**Dataset extract**
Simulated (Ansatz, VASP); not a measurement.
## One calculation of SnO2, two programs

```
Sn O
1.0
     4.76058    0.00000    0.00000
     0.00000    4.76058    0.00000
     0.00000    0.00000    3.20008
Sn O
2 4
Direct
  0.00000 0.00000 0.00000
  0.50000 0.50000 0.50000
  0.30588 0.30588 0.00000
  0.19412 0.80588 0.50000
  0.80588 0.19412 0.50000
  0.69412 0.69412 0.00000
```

**Required action**
Copy out each record above exactly, leaving nothing out.

**Answer section**
Simulated (Ansatz, VASP); not a measurement.
## One calculation of SnO2, two programs

```
Sn O
1.0
     4.76058    0.00000    0.00000
     0.00000    4.76058    0.00000
     0.00000    0.00000    3.20008
Sn O
2 4
Direct
  0.00000 0.00000 0.00000
  0.50000 0.50000 0.50000
  0.30588 0.30588 0.00000
  0.19412 0.80588 0.50000
  0.80588 0.19412 0.50000
  0.69412 0.69412 0.00000
```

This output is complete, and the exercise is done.